- Opening Delimiter -
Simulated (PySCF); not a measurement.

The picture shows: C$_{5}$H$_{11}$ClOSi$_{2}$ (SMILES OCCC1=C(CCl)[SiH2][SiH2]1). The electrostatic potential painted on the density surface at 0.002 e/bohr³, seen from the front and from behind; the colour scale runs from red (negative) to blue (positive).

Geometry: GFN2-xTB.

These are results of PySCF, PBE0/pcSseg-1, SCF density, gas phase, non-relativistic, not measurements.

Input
- Closing Delimiter -

Each line above from the one with "Geometry: GFN2-xTB." up to and including the one with "These are results" must be set down exactly, and no line outside that span may appear.

Geometry: GFN2-xTB.

These are results of PySCF, PBE0/pcSseg-1, SCF density, gas phase, non-relativistic, not measurements.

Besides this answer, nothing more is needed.